Records provided
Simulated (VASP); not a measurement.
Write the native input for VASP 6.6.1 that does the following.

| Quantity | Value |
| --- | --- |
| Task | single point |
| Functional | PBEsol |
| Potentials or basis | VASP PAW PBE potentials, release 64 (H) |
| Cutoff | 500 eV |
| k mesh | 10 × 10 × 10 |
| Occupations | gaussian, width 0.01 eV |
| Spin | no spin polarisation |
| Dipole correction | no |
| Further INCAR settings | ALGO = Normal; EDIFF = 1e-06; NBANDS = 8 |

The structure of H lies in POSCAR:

Assigned task
Each line of the data must be returned exactly.

Answer box
Simulated (VASP); not a measurement.
Write the native input for VASP 6.6.1 that does the following.

| Quantity | Value |
| --- | --- |
| Task | single point |
| Functional | PBEsol |
| Potentials or basis | VASP PAW PBE potentials, release 64 (H) |
| Cutoff | 500 eV |
| k mesh | 10 × 10 × 10 |
| Occupations | gaussian, width 0.01 eV |
| Spin | no spin polarisation |
| Dipole correction | no |
| Further INCAR settings | ALGO = Normal; EDIFF = 1e-06; NBANDS = 8 |

The structure of H lies in POSCAR:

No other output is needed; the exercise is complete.